## WORK ITEM
Repeat the listing below in full.

## INFORMATION GIVEN
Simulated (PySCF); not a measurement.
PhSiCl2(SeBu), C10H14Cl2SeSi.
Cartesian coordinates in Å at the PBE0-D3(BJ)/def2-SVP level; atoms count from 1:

## ANSWER SPACE
Simulated (PySCF); not a measurement.
PhSiCl2(SeBu), C10H14Cl2SeSi.
Cartesian coordinates in Å at the PBE0-D3(BJ)/def2-SVP level; atoms count from 1:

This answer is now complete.